Quote the records below word for word, please, from the very first line through the one that contains "- Functional: PBEsol", and nothing beyond it.

-------

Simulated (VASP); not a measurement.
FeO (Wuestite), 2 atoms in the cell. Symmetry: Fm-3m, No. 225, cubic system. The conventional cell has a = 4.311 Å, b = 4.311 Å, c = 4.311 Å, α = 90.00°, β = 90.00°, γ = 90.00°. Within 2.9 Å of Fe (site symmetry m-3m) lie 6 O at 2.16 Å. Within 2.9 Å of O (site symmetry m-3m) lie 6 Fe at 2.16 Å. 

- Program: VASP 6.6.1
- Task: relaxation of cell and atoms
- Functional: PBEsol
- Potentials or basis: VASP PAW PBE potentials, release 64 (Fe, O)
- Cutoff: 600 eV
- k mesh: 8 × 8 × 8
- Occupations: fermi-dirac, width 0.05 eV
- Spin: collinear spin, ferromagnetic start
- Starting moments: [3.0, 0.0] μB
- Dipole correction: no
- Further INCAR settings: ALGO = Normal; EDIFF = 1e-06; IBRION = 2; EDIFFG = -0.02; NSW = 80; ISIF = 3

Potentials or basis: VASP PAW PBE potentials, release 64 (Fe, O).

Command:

-------

** Exercise solution **
Simulated (VASP); not a measurement.
FeO (Wuestite), 2 atoms in the cell. Symmetry: Fm-3m, No. 225, cubic system. The conventional cell has a = 4.311 Å, b = 4.311 Å, c = 4.311 Å, α = 90.00°, β = 90.00°, γ = 90.00°. Within 2.9 Å of Fe (site symmetry m-3m) lie 6 O at 2.16 Å. Within 2.9 Å of O (site symmetry m-3m) lie 6 Fe at 2.16 Å. 

- Program: VASP 6.6.1
- Task: relaxation of cell and atoms
- Functional: PBEsol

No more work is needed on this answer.